Write out again the entries from the first line to the line that includes "Å | 0 | 1085 |", keeping both of those lines.

━━━━━ SUPPLIED MATERIAL
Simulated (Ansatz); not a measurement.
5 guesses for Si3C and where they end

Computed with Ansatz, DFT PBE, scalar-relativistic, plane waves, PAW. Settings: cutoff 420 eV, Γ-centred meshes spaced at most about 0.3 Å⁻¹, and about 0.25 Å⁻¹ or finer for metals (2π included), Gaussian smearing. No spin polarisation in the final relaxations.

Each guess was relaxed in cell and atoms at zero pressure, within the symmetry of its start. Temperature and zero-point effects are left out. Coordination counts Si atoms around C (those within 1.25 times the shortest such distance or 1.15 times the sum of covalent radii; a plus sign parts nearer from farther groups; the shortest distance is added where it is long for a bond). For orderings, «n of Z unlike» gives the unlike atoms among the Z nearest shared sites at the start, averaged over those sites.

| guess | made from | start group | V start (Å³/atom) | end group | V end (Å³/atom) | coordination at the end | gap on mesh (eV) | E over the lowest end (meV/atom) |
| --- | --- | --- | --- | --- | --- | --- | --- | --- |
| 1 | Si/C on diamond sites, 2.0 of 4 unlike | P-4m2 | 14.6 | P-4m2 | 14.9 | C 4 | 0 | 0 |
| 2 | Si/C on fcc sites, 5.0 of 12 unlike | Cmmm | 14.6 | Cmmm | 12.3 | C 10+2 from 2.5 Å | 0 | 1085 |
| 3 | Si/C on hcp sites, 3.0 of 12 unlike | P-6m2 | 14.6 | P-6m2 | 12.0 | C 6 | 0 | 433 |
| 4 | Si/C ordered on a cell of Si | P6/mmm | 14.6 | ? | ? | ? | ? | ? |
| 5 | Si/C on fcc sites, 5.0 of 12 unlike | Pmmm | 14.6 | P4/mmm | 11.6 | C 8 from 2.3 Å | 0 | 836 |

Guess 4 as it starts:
━━━━━━━━━━

* _EXERCISE RESPONSE_:
Simulated (Ansatz); not a measurement.
5 guesses for Si3C and where they end

Computed with Ansatz, DFT PBE, scalar-relativistic, plane waves, PAW. Settings: cutoff 420 eV, Γ-centred meshes spaced at most about 0.3 Å⁻¹, and about 0.25 Å⁻¹ or finer for metals (2π included), Gaussian smearing. No spin polarisation in the final relaxations.

Each guess was relaxed in cell and atoms at zero pressure, within the symmetry of its start. Temperature and zero-point effects are left out. Coordination counts Si atoms around C (those within 1.25 times the shortest such distance or 1.15 times the sum of covalent radii; a plus sign parts nearer from farther groups; the shortest distance is added where it is long for a bond). For orderings, «n of Z unlike» gives the unlike atoms among the Z nearest shared sites at the start, averaged over those sites.

| guess | made from | start group | V start (Å³/atom) | end group | V end (Å³/atom) | coordination at the end | gap on mesh (eV) | E over the lowest end (meV/atom) |
| --- | --- | --- | --- | --- | --- | --- | --- | --- |
| 1 | Si/C on diamond sites, 2.0 of 4 unlike | P-4m2 | 14.6 | P-4m2 | 14.9 | C 4 | 0 | 0 |
| 2 | Si/C on fcc sites, 5.0 of 12 unlike | Cmmm | 14.6 | Cmmm | 12.3 | C 10+2 from 2.5 Å | 0 | 1085 |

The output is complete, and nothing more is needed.